+ + + +
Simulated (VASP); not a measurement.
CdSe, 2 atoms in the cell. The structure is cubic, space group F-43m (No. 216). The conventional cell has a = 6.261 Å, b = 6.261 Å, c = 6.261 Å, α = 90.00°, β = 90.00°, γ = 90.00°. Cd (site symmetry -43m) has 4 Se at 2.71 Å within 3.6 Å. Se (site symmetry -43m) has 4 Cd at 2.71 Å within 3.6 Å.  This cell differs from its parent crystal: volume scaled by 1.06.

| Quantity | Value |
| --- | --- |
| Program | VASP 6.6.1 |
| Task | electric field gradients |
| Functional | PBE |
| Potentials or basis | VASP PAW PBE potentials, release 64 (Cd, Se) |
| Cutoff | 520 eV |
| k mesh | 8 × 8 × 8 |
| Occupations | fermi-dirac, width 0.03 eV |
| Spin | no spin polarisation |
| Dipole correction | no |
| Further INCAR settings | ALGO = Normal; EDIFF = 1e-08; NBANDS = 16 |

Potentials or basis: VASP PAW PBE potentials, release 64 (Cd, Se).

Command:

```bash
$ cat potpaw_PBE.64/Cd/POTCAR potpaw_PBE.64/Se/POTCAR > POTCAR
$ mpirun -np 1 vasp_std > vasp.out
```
+ + + +

[REQUIRED ACTION] Reproduce all the data precisely, word for word.

[SOLUTION]
Simulated (VASP); not a measurement.
CdSe, 2 atoms in the cell. The structure is cubic, space group F-43m (No. 216). The conventional cell has a = 6.261 Å, b = 6.261 Å, c = 6.261 Å, α = 90.00°, β = 90.00°, γ = 90.00°. Cd (site symmetry -43m) has 4 Se at 2.71 Å within 3.6 Å. Se (site symmetry -43m) has 4 Cd at 2.71 Å within 3.6 Å.  This cell differs from its parent crystal: volume scaled by 1.06.

| Quantity | Value |
| --- | --- |
| Program | VASP 6.6.1 |
| Task | electric field gradients |
| Functional | PBE |
| Potentials or basis | VASP PAW PBE potentials, release 64 (Cd, Se) |
| Cutoff | 520 eV |
| k mesh | 8 × 8 × 8 |
| Occupations | fermi-dirac, width 0.03 eV |
| Spin | no spin polarisation |
| Dipole correction | no |
| Further INCAR settings | ALGO = Normal; EDIFF = 1e-08; NBANDS = 16 |

Potentials or basis: VASP PAW PBE potentials, release 64 (Cd, Se).

Command:

```bash
$ cat potpaw_PBE.64/Cd/POTCAR potpaw_PBE.64/Se/POTCAR > POTCAR
$ mpirun -np 1 vasp_std > vasp.out
```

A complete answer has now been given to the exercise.